== WORK REQUEST ==
Restate each entry below word for word, without skipping any.

== DATASET EXTRACT ==
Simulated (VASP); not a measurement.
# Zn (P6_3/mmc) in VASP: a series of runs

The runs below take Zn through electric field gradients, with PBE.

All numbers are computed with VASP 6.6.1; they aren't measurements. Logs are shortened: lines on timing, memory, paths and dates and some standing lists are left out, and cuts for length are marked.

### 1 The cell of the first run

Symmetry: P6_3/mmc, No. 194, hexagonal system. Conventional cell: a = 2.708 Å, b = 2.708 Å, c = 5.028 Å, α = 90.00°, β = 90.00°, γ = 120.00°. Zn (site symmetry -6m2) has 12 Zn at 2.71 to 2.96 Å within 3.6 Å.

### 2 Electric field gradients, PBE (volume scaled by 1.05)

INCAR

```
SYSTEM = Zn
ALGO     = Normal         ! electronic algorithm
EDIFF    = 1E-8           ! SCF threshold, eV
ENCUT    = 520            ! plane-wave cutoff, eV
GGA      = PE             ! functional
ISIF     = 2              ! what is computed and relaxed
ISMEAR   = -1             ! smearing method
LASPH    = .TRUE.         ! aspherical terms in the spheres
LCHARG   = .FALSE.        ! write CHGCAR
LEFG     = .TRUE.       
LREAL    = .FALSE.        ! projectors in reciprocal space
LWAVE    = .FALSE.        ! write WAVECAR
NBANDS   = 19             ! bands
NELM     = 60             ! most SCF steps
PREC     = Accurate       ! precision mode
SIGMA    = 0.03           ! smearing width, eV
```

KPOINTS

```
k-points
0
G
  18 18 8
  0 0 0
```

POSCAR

== EXERCISE OUTPUT ==
Simulated (VASP); not a measurement.
# Zn (P6_3/mmc) in VASP: a series of runs

The runs below take Zn through electric field gradients, with PBE.

All numbers are computed with VASP 6.6.1; they aren't measurements. Logs are shortened: lines on timing, memory, paths and dates and some standing lists are left out, and cuts for length are marked.

### 1 The cell of the first run

Symmetry: P6_3/mmc, No. 194, hexagonal system. Conventional cell: a = 2.708 Å, b = 2.708 Å, c = 5.028 Å, α = 90.00°, β = 90.00°, γ = 120.00°. Zn (site symmetry -6m2) has 12 Zn at 2.71 to 2.96 Å within 3.6 Å.

### 2 Electric field gradients, PBE (volume scaled by 1.05)

INCAR

```
SYSTEM = Zn
ALGO     = Normal         ! electronic algorithm
EDIFF    = 1E-8           ! SCF threshold, eV
ENCUT    = 520            ! plane-wave cutoff, eV
GGA      = PE             ! functional
ISIF     = 2              ! what is computed and relaxed
ISMEAR   = -1             ! smearing method
LASPH    = .TRUE.         ! aspherical terms in the spheres
LCHARG   = .FALSE.        ! write CHGCAR
LEFG     = .TRUE.       
LREAL    = .FALSE.        ! projectors in reciprocal space
LWAVE    = .FALSE.        ! write WAVECAR
NBANDS   = 19             ! bands
NELM     = 60             ! most SCF steps
PREC     = Accurate       ! precision mode
SIGMA    = 0.03           ! smearing width, eV
```

KPOINTS

```
k-points
0
G
  18 18 8
  0 0 0
```

POSCAR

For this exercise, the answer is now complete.